■ **Assignment**
Each record below should be set down exactly.

■ **Raw data**
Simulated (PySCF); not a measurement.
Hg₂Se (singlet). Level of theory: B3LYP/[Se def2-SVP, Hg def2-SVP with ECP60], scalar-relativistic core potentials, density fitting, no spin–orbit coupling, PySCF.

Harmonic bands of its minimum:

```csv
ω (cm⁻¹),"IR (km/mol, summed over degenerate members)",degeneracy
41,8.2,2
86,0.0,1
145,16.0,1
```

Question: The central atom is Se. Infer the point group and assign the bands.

■ **Exercise output**
Simulated (PySCF); not a measurement.
Hg₂Se (singlet). Level of theory: B3LYP/[Se def2-SVP, Hg def2-SVP with ECP60], scalar-relativistic core potentials, density fitting, no spin–orbit coupling, PySCF.

Harmonic bands of its minimum:

```csv
ω (cm⁻¹),"IR (km/mol, summed over degenerate members)",degeneracy
41,8.2,2
86,0.0,1
145,16.0,1
```

Question: The central atom is Se. Infer the point group and assign the bands.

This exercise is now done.